Assigned task ▸
Quote, with no changes, the lines that run from the top of the material to the line with "Problem. The binding", both included.

Dataset excerpts ▸
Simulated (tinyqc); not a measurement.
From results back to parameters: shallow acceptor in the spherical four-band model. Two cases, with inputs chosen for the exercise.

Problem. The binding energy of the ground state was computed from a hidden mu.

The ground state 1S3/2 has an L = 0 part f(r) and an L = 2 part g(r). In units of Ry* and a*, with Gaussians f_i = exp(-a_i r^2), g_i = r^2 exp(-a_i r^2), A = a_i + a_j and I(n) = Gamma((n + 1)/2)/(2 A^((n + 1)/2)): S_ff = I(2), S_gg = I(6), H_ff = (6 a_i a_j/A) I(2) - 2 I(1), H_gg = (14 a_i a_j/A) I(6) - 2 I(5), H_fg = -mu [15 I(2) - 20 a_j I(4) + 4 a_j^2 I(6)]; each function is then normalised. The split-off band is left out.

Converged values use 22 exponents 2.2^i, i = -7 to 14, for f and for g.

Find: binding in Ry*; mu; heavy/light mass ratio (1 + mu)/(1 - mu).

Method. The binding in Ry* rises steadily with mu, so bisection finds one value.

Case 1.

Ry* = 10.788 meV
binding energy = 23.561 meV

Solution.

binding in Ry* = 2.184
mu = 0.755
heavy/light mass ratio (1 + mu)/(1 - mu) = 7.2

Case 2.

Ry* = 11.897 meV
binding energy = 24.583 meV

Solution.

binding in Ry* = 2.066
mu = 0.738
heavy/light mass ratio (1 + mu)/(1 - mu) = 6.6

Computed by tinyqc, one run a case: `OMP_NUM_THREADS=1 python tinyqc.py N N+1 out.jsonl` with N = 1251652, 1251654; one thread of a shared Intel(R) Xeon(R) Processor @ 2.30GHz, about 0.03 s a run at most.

Written response ▸
Simulated (tinyqc); not a measurement.
From results back to parameters: shallow acceptor in the spherical four-band model. Two cases, with inputs chosen for the exercise.

Problem. The binding energy of the ground state was computed from a hidden mu.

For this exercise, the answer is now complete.